◆ Work item
An exact copy of every record is the expected answer.

-------- Exercise data

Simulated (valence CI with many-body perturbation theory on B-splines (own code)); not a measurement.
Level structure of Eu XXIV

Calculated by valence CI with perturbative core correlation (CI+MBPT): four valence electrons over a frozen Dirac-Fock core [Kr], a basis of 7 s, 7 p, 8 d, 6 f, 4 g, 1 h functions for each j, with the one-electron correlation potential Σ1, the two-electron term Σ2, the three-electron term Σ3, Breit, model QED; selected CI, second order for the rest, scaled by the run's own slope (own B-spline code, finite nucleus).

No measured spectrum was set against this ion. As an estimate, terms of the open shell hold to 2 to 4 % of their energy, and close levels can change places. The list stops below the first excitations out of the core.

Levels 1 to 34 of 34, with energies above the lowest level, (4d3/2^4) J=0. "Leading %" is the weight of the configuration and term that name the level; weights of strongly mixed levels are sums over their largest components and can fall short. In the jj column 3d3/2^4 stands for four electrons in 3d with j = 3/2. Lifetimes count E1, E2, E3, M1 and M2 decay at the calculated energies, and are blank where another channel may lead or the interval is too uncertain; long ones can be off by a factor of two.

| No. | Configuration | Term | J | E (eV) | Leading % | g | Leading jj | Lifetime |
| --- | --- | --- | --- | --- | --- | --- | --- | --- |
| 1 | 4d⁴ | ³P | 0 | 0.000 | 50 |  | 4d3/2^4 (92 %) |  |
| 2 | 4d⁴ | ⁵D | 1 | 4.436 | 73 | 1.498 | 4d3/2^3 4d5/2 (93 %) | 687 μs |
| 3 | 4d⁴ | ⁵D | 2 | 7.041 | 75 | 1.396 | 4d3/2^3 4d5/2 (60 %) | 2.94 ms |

----------------

◆ Problem solution
Simulated (valence CI with many-body perturbation theory on B-splines (own code)); not a measurement.
Level structure of Eu XXIV

Calculated by valence CI with perturbative core correlation (CI+MBPT): four valence electrons over a frozen Dirac-Fock core [Kr], a basis of 7 s, 7 p, 8 d, 6 f, 4 g, 1 h functions for each j, with the one-electron correlation potential Σ1, the two-electron term Σ2, the three-electron term Σ3, Breit, model QED; selected CI, second order for the rest, scaled by the run's own slope (own B-spline code, finite nucleus).

No measured spectrum was set against this ion. As an estimate, terms of the open shell hold to 2 to 4 % of their energy, and close levels can change places. The list stops below the first excitations out of the core.

Levels 1 to 34 of 34, with energies above the lowest level, (4d3/2^4) J=0. "Leading %" is the weight of the configuration and term that name the level; weights of strongly mixed levels are sums over their largest components and can fall short. In the jj column 3d3/2^4 stands for four electrons in 3d with j = 3/2. Lifetimes count E1, E2, E3, M1 and M2 decay at the calculated energies, and are blank where another channel may lead or the interval is too uncertain; long ones can be off by a factor of two.

| No. | Configuration | Term | J | E (eV) | Leading % | g | Leading jj | Lifetime |
| --- | --- | --- | --- | --- | --- | --- | --- | --- |
| 1 | 4d⁴ | ³P | 0 | 0.000 | 50 |  | 4d3/2^4 (92 %) |  |
| 2 | 4d⁴ | ⁵D | 1 | 4.436 | 73 | 1.498 | 4d3/2^3 4d5/2 (93 %) | 687 μs |
| 3 | 4d⁴ | ⁵D | 2 | 7.041 | 75 | 1.396 | 4d3/2^3 4d5/2 (60 %) | 2.94 ms |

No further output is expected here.